.....

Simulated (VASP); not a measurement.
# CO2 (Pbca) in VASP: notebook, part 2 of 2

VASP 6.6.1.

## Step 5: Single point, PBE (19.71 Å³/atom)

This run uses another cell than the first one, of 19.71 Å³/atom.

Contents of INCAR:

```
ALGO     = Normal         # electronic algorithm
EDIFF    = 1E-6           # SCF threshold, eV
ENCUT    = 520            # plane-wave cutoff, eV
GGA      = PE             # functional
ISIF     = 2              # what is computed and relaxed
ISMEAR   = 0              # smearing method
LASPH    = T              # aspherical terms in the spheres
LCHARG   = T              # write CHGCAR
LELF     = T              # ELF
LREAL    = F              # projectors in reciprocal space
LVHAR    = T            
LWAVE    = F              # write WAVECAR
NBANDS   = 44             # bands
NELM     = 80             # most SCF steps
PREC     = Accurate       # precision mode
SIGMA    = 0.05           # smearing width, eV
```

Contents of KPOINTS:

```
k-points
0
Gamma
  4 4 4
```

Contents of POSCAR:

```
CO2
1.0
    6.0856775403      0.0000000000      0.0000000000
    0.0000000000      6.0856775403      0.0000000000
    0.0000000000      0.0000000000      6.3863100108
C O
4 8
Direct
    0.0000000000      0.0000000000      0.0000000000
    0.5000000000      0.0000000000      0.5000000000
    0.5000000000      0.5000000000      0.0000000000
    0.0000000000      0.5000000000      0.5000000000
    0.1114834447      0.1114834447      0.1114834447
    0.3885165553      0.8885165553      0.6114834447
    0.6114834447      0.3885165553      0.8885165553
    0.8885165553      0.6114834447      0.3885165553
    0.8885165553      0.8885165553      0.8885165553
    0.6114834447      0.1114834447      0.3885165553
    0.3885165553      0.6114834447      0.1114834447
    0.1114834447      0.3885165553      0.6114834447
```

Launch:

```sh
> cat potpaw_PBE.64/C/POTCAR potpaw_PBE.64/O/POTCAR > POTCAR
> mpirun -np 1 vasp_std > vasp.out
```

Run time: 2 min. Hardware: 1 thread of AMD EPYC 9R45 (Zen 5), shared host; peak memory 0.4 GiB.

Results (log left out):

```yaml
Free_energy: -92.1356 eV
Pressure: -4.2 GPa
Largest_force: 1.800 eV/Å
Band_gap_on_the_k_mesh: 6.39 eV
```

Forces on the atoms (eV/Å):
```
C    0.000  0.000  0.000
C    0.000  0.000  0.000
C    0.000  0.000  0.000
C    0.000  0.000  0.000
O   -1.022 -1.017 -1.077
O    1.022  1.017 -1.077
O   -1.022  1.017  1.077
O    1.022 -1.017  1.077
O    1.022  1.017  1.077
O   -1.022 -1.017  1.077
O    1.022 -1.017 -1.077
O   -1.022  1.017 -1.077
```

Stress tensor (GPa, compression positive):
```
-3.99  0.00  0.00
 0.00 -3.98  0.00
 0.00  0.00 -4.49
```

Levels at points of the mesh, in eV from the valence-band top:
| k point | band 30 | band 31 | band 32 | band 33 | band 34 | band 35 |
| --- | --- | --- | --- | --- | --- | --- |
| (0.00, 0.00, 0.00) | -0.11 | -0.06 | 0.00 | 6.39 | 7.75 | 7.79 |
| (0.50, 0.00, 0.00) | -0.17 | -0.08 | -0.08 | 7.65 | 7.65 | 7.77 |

.....

WORK ITEM
Using the records above, write out exactly the lines between the one holding "Results (log left" and the one holding "7.75 | 7.79 |", inclusive; leave everything else out.

ANSWER AREA
Results (log left out):

```yaml
Free_energy: -92.1356 eV
Pressure: -4.2 GPa
Largest_force: 1.800 eV/Å
Band_gap_on_the_k_mesh: 6.39 eV
```

Forces on the atoms (eV/Å):
```
C    0.000  0.000  0.000
C    0.000  0.000  0.000
C    0.000  0.000  0.000
C    0.000  0.000  0.000
O   -1.022 -1.017 -1.077
O    1.022  1.017 -1.077
O   -1.022  1.017  1.077
O    1.022 -1.017  1.077
O    1.022  1.017  1.077
O   -1.022 -1.017  1.077
O    1.022 -1.017 -1.077
O   -1.022  1.017 -1.077
```

Stress tensor (GPa, compression positive):
```
-3.99  0.00  0.00
 0.00 -3.98  0.00
 0.00  0.00 -4.49
```

Levels at points of the mesh, in eV from the valence-band top:
| k point | band 30 | band 31 | band 32 | band 33 | band 34 | band 35 |
| --- | --- | --- | --- | --- | --- | --- |
| (0.00, 0.00, 0.00) | -0.11 | -0.06 | 0.00 | 6.39 | 7.75 | 7.79 |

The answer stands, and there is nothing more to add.